◆ Data for analysis
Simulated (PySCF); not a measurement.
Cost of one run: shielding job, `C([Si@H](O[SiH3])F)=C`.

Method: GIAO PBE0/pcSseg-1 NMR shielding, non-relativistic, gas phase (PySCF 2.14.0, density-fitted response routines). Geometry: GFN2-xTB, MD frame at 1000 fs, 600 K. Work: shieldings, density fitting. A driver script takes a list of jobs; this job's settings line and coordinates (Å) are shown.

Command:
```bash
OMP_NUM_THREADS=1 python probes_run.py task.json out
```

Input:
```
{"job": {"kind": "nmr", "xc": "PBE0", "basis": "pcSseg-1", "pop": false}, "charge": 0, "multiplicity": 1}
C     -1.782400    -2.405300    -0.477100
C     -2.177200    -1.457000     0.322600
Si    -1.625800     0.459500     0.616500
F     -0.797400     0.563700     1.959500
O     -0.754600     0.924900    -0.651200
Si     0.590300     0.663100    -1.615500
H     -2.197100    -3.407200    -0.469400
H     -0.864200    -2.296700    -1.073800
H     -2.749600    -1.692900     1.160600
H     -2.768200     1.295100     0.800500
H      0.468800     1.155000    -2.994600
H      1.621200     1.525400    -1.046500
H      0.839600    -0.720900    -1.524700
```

◆ Work order
Every entry above must appear again in the reply, exactly as it stands.

◆ Your response
Simulated (PySCF); not a measurement.
Cost of one run: shielding job, `C([Si@H](O[SiH3])F)=C`.

Method: GIAO PBE0/pcSseg-1 NMR shielding, non-relativistic, gas phase (PySCF 2.14.0, density-fitted response routines). Geometry: GFN2-xTB, MD frame at 1000 fs, 600 K. Work: shieldings, density fitting. A driver script takes a list of jobs; this job's settings line and coordinates (Å) are shown.

Command:
```bash
OMP_NUM_THREADS=1 python probes_run.py task.json out
```

Input:
```
{"job": {"kind": "nmr", "xc": "PBE0", "basis": "pcSseg-1", "pop": false}, "charge": 0, "multiplicity": 1}
C     -1.782400    -2.405300    -0.477100
C     -2.177200    -1.457000     0.322600
Si    -1.625800     0.459500     0.616500
F     -0.797400     0.563700     1.959500
O     -0.754600     0.924900    -0.651200
Si     0.590300     0.663100    -1.615500
H     -2.197100    -3.407200    -0.469400
H     -0.864200    -2.296700    -1.073800
H     -2.749600    -1.692900     1.160600
H     -2.768200     1.295100     0.800500
H      0.468800     1.155000    -2.994600
H      1.621200     1.525400    -1.046500
H      0.839600    -0.720900    -1.524700
```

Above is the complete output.